# Assigned task
Give again, word for word, each line from the top of the listing through the line that holds "Symmetry: Pm-3m, No.".

# Dataset extract
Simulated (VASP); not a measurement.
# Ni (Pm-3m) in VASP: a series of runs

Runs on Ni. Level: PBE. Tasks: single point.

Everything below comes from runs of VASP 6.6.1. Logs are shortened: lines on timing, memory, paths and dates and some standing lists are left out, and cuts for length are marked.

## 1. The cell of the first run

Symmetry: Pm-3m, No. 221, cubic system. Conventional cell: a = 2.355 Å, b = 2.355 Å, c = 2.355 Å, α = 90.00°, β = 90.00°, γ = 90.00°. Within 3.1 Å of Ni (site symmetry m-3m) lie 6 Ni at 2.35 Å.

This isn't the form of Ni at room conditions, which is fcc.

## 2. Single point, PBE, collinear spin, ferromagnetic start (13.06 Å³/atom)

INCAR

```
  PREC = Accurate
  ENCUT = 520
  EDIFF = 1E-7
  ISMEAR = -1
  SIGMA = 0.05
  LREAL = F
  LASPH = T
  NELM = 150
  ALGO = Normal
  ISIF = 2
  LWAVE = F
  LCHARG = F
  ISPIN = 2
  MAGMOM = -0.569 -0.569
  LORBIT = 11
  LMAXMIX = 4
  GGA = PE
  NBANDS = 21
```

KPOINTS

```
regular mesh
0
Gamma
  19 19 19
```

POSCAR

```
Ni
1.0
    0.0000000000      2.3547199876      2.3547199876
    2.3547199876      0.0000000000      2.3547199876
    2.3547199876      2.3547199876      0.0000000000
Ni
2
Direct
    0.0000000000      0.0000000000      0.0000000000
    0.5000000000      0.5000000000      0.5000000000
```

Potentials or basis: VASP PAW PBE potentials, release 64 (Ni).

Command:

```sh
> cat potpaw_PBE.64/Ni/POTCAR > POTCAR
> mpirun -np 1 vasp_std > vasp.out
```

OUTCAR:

# Worked solution
Simulated (VASP); not a measurement.
# Ni (Pm-3m) in VASP: a series of runs

Runs on Ni. Level: PBE. Tasks: single point.

Everything below comes from runs of VASP 6.6.1. Logs are shortened: lines on timing, memory, paths and dates and some standing lists are left out, and cuts for length are marked.

## 1. The cell of the first run

Symmetry: Pm-3m, No. 221, cubic system. Conventional cell: a = 2.355 Å, b = 2.355 Å, c = 2.355 Å, α = 90.00°, β = 90.00°, γ = 90.00°. Within 3.1 Å of Ni (site symmetry m-3m) lie 6 Ni at 2.35 Å.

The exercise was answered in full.